**Data listing**
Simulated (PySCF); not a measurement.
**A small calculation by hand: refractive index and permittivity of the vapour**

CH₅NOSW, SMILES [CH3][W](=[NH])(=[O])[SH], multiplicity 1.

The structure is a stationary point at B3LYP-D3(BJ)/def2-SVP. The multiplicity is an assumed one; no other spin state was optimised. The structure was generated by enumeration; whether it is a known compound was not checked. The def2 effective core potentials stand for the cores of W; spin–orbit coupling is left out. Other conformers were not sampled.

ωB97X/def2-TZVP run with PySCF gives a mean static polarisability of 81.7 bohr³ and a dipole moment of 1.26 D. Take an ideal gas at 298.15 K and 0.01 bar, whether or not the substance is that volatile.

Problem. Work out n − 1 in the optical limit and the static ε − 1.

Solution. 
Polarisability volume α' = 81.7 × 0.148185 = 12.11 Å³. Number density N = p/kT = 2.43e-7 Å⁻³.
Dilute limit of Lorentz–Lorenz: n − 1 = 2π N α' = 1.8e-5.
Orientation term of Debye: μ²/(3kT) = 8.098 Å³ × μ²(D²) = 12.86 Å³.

**Work task**
In full and without alteration, return the listing above.

**Written solution**
Simulated (PySCF); not a measurement.
**A small calculation by hand: refractive index and permittivity of the vapour**

CH₅NOSW, SMILES [CH3][W](=[NH])(=[O])[SH], multiplicity 1.

The structure is a stationary point at B3LYP-D3(BJ)/def2-SVP. The multiplicity is an assumed one; no other spin state was optimised. The structure was generated by enumeration; whether it is a known compound was not checked. The def2 effective core potentials stand for the cores of W; spin–orbit coupling is left out. Other conformers were not sampled.

ωB97X/def2-TZVP run with PySCF gives a mean static polarisability of 81.7 bohr³ and a dipole moment of 1.26 D. Take an ideal gas at 298.15 K and 0.01 bar, whether or not the substance is that volatile.

Problem. Work out n − 1 in the optical limit and the static ε − 1.

Solution. 
Polarisability volume α' = 81.7 × 0.148185 = 12.11 Å³. Number density N = p/kT = 2.43e-7 Å⁻³.
Dilute limit of Lorentz–Lorenz: n − 1 = 2π N α' = 1.8e-5.
Orientation term of Debye: μ²/(3kT) = 8.098 Å³ × μ²(D²) = 12.86 Å³.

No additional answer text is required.